__WORK INSTRUCTION__. Each record in the material below must be written out again exactly.

+ + + +

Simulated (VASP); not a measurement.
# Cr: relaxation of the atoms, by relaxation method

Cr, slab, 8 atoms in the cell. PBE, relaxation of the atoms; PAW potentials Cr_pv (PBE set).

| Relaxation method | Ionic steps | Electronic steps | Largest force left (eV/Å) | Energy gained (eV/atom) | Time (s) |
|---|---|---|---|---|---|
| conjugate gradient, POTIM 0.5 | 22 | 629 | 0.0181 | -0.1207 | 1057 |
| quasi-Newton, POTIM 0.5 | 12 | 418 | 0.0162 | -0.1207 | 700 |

+ + + +

__WRITTEN ANSWER__.
Simulated (VASP); not a measurement.
# Cr: relaxation of the atoms, by relaxation method

Cr, slab, 8 atoms in the cell. PBE, relaxation of the atoms; PAW potentials Cr_pv (PBE set).

| Relaxation method | Ionic steps | Electronic steps | Largest force left (eV/Å) | Energy gained (eV/atom) | Time (s) |
|---|---|---|---|---|---|
| conjugate gradient, POTIM 0.5 | 22 | 629 | 0.0181 | -0.1207 | 1057 |
| quasi-Newton, POTIM 0.5 | 12 | 418 | 0.0162 | -0.1207 | 700 |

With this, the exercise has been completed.